REQUIRED ACTION: Please return all of the material exactly, with no line missing.

RECORDED DATA:
****************

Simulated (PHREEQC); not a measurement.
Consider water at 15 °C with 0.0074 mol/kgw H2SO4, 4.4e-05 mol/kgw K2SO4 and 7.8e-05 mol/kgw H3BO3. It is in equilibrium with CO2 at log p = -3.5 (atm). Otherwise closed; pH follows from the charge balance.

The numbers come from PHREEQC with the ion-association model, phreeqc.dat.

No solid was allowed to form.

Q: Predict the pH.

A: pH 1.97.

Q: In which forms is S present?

****************

WRITTEN SOLUTION:
Simulated (PHREEQC); not a measurement.
Consider water at 15 °C with 0.0074 mol/kgw H2SO4, 4.4e-05 mol/kgw K2SO4 and 7.8e-05 mol/kgw H3BO3. It is in equilibrium with CO2 at log p = -3.5 (atm). Otherwise closed; pH follows from the charge balance.

The numbers come from PHREEQC with the ion-association model, phreeqc.dat.

No solid was allowed to form.

Q: Predict the pH.

A: pH 1.97.

Q: In which forms is S present?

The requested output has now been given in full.